Exactly reproduce the lines from the top of the entries below through the line containing "3.00 | 0.000 |", with both ends included.

> [SUPPLIED MATERIAL]
◆ ◆ ◆
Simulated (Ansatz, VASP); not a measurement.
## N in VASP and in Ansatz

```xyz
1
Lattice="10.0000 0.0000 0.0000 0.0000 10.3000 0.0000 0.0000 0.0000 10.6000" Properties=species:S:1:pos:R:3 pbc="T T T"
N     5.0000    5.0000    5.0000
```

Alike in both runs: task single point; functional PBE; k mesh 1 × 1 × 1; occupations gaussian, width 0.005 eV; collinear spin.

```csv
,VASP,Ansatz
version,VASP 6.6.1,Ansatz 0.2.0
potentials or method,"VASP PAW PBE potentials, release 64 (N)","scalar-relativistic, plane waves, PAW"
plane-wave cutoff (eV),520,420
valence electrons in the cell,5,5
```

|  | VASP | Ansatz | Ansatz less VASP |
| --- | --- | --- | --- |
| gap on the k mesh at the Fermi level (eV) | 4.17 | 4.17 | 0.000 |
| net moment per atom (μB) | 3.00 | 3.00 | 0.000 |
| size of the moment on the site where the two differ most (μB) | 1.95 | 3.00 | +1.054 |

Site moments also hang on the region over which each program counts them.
◆ ◆ ◆

> [WRITTEN SOLUTION]
Simulated (Ansatz, VASP); not a measurement.
## N in VASP and in Ansatz

```xyz
1
Lattice="10.0000 0.0000 0.0000 0.0000 10.3000 0.0000 0.0000 0.0000 10.6000" Properties=species:S:1:pos:R:3 pbc="T T T"
N     5.0000    5.0000    5.0000
```

Alike in both runs: task single point; functional PBE; k mesh 1 × 1 × 1; occupations gaussian, width 0.005 eV; collinear spin.

```csv
,VASP,Ansatz
version,VASP 6.6.1,Ansatz 0.2.0
potentials or method,"VASP PAW PBE potentials, release 64 (N)","scalar-relativistic, plane waves, PAW"
plane-wave cutoff (eV),520,420
valence electrons in the cell,5,5
```

|  | VASP | Ansatz | Ansatz less VASP |
| --- | --- | --- | --- |
| gap on the k mesh at the Fermi level (eV) | 4.17 | 4.17 | 0.000 |
| net moment per atom (μB) | 3.00 | 3.00 | 0.000 |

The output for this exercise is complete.